- [Data records]:
-------

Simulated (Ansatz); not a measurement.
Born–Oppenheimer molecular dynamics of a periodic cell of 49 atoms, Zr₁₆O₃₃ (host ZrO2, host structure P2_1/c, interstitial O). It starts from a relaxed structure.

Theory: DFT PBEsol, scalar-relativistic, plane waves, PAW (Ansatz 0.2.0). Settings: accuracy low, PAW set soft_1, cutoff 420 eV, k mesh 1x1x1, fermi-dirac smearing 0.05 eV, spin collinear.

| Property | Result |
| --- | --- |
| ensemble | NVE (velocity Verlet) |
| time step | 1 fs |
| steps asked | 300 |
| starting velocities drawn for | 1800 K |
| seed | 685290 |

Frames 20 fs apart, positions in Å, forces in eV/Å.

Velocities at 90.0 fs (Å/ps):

-------

- [Required action]:
Could you transcribe the entries exactly, from the first line through the line containing "asked | 300 |", and give nothing more?

- [Answer box]:
Simulated (Ansatz); not a measurement.
Born–Oppenheimer molecular dynamics of a periodic cell of 49 atoms, Zr₁₆O₃₃ (host ZrO2, host structure P2_1/c, interstitial O). It starts from a relaxed structure.

Theory: DFT PBEsol, scalar-relativistic, plane waves, PAW (Ansatz 0.2.0). Settings: accuracy low, PAW set soft_1, cutoff 420 eV, k mesh 1x1x1, fermi-dirac smearing 0.05 eV, spin collinear.

| Property | Result |
| --- | --- |
| ensemble | NVE (velocity Verlet) |
| time step | 1 fs |
| steps asked | 300 |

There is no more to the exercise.